| Assignment |
Transcribe, verbatim, every line from the start of the entries through the line that contains "Program: Ansatz 0.2.0."; include both boundary lines and omit all others.

[Start of Attachment]

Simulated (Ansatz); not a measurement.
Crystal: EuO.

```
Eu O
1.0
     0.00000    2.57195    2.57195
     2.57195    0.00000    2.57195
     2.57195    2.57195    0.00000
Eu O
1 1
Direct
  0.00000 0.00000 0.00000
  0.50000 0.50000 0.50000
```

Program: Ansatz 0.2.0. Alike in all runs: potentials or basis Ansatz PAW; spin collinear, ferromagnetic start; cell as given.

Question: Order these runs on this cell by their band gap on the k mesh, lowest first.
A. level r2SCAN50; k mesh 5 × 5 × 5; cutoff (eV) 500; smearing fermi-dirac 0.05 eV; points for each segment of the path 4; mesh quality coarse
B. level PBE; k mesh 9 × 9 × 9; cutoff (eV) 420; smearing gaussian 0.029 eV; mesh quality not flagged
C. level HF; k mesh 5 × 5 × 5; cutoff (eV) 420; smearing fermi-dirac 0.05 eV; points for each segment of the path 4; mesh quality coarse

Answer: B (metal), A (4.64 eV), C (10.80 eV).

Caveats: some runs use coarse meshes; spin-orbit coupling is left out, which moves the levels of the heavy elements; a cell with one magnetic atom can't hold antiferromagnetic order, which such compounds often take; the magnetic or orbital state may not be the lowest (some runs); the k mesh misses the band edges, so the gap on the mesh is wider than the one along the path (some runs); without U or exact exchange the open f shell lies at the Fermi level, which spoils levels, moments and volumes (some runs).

[End of Attachment]

| Exercise result |
Simulated (Ansatz); not a measurement.
Crystal: EuO.

```
Eu O
1.0
     0.00000    2.57195    2.57195
     2.57195    0.00000    2.57195
     2.57195    2.57195    0.00000
Eu O
1 1
Direct
  0.00000 0.00000 0.00000
  0.50000 0.50000 0.50000
```

Program: Ansatz 0.2.0. Alike in all runs: potentials or basis Ansatz PAW; spin collinear, ferromagnetic start; cell as given.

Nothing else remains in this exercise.